═════ DATA PROVIDED

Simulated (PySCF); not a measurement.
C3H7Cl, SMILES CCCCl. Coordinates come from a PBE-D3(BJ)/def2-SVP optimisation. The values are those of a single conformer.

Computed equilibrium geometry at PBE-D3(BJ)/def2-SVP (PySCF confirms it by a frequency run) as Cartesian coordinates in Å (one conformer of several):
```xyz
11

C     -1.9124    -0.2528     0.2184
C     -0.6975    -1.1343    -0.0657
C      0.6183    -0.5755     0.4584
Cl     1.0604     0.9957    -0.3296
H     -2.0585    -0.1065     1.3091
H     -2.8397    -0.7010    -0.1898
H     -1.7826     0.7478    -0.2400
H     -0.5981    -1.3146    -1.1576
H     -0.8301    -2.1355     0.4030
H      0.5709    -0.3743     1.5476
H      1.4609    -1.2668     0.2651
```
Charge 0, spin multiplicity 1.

══════════

Each line in the listing above is to be returned unchanged.

Simulated (PySCF); not a measurement.
C3H7Cl, SMILES CCCCl. Coordinates come from a PBE-D3(BJ)/def2-SVP optimisation. The values are those of a single conformer.

Computed equilibrium geometry at PBE-D3(BJ)/def2-SVP (PySCF confirms it by a frequency run) as Cartesian coordinates in Å (one conformer of several):
```xyz
11

C     -1.9124    -0.2528     0.2184
C     -0.6975    -1.1343    -0.0657
C      0.6183    -0.5755     0.4584
Cl     1.0604     0.9957    -0.3296
H     -2.0585    -0.1065     1.3091
H     -2.8397    -0.7010    -0.1898
H     -1.7826     0.7478    -0.2400
H     -0.5981    -1.3146    -1.1576
H     -0.8301    -2.1355     0.4030
H      0.5709    -0.3743     1.5476
H      1.4609    -1.2668     0.2651
```
Charge 0, spin multiplicity 1.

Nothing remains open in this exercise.